DATASET EXTRACT
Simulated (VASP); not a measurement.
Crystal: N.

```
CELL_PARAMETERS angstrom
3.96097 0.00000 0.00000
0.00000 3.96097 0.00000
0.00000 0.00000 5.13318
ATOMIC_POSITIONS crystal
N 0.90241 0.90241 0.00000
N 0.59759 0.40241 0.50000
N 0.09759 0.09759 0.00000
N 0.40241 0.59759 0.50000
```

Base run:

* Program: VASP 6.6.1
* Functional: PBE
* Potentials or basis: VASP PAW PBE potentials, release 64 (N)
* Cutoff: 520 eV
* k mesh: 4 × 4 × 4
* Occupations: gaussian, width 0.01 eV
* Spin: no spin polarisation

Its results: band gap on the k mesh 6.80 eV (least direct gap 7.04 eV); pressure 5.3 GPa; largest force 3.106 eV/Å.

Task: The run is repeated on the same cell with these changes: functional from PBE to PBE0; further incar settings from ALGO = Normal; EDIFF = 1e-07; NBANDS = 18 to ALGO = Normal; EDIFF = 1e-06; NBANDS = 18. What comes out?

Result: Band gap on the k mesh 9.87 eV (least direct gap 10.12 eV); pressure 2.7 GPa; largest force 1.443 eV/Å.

WORK ORDER
Retype each record, matching it exactly.

ANSWER AREA
Simulated (VASP); not a measurement.
Crystal: N.

```
CELL_PARAMETERS angstrom
3.96097 0.00000 0.00000
0.00000 3.96097 0.00000
0.00000 0.00000 5.13318
ATOMIC_POSITIONS crystal
N 0.90241 0.90241 0.00000
N 0.59759 0.40241 0.50000
N 0.09759 0.09759 0.00000
N 0.40241 0.59759 0.50000
```

Base run:

* Program: VASP 6.6.1
* Functional: PBE
* Potentials or basis: VASP PAW PBE potentials, release 64 (N)
* Cutoff: 520 eV
* k mesh: 4 × 4 × 4
* Occupations: gaussian, width 0.01 eV
* Spin: no spin polarisation

Its results: band gap on the k mesh 6.80 eV (least direct gap 7.04 eV); pressure 5.3 GPa; largest force 3.106 eV/Å.

Task: The run is repeated on the same cell with these changes: functional from PBE to PBE0; further incar settings from ALGO = Normal; EDIFF = 1e-07; NBANDS = 18 to ALGO = Normal; EDIFF = 1e-06; NBANDS = 18. What comes out?

Result: Band gap on the k mesh 9.87 eV (least direct gap 10.12 eV); pressure 2.7 GPa; largest force 1.443 eV/Å.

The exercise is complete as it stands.